**Task item:** Reproduce the material that follows, keeping every line exactly as it is.

**Dataset excerpts:**
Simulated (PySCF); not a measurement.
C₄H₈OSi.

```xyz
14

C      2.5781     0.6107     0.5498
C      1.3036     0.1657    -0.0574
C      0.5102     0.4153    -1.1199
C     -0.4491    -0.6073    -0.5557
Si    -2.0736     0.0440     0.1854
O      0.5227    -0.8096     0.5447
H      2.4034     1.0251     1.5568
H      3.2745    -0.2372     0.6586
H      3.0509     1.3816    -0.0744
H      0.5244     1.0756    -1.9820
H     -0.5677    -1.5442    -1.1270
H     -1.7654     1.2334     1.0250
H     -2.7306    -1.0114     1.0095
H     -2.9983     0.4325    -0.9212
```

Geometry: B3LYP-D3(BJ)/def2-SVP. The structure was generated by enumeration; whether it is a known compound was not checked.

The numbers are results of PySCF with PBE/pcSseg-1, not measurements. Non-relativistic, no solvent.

**Response box:**
Simulated (PySCF); not a measurement.
C₄H₈OSi.

```xyz
14

C      2.5781     0.6107     0.5498
C      1.3036     0.1657    -0.0574
C      0.5102     0.4153    -1.1199
C     -0.4491    -0.6073    -0.5557
Si    -2.0736     0.0440     0.1854
O      0.5227    -0.8096     0.5447
H      2.4034     1.0251     1.5568
H      3.2745    -0.2372     0.6586
H      3.0509     1.3816    -0.0744
H      0.5244     1.0756    -1.9820
H     -0.5677    -1.5442    -1.1270
H     -1.7654     1.2334     1.0250
H     -2.7306    -1.0114     1.0095
H     -2.9983     0.4325    -0.9212
```

Geometry: B3LYP-D3(BJ)/def2-SVP. The structure was generated by enumeration; whether it is a known compound was not checked.

The numbers are results of PySCF with PBE/pcSseg-1, not measurements. Non-relativistic, no solvent.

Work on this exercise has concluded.